#### [Dataset entries]
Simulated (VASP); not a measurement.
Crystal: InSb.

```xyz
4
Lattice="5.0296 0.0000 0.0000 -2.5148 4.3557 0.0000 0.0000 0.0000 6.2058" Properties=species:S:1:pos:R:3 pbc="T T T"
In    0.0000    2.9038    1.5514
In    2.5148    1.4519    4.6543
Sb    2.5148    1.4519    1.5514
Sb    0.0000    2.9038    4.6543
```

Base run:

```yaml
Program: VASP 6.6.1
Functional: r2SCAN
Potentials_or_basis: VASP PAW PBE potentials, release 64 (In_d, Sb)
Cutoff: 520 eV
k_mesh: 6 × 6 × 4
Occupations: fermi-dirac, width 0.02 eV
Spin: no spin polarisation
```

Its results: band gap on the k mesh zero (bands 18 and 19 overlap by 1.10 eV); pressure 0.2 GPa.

#### [Required action]
Repeat the material above in full, exactly as it stands.

#### [Written answer]
Simulated (VASP); not a measurement.
Crystal: InSb.

```xyz
4
Lattice="5.0296 0.0000 0.0000 -2.5148 4.3557 0.0000 0.0000 0.0000 6.2058" Properties=species:S:1:pos:R:3 pbc="T T T"
In    0.0000    2.9038    1.5514
In    2.5148    1.4519    4.6543
Sb    2.5148    1.4519    1.5514
Sb    0.0000    2.9038    4.6543
```

Base run:

```yaml
Program: VASP 6.6.1
Functional: r2SCAN
Potentials_or_basis: VASP PAW PBE potentials, release 64 (In_d, Sb)
Cutoff: 520 eV
k_mesh: 6 × 6 × 4
Occupations: fermi-dirac, width 0.02 eV
Spin: no spin polarisation
```

Its results: band gap on the k mesh zero (bands 18 and 19 overlap by 1.10 eV); pressure 0.2 GPa.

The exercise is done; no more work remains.